* **MATERIAL SUPPLIED**
···

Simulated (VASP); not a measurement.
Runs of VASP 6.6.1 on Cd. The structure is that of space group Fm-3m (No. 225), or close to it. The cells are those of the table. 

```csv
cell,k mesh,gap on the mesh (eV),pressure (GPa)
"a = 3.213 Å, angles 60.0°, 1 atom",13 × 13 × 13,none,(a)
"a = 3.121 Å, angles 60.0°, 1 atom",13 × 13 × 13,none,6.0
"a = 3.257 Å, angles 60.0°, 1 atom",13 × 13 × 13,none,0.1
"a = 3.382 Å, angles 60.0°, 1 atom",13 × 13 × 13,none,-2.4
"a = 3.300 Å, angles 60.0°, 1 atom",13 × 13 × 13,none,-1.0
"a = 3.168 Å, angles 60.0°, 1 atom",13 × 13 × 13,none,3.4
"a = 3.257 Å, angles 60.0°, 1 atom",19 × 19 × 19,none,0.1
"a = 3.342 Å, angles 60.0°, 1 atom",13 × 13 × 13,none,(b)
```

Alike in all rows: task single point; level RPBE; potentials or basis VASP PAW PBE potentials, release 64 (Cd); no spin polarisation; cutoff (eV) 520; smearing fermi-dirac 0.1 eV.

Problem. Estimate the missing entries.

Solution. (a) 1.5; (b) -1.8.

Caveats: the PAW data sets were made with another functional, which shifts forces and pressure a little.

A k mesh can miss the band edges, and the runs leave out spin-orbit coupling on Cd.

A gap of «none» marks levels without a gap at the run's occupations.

···

Copy exactly the stretch of data above from the line with "Caveats: the PAW" through the line with "A k mesh can", and omit all other lines.

* **ANSWER BOX**
Caveats: the PAW data sets were made with another functional, which shifts forces and pressure a little.

A k mesh can miss the band edges, and the runs leave out spin-orbit coupling on Cd.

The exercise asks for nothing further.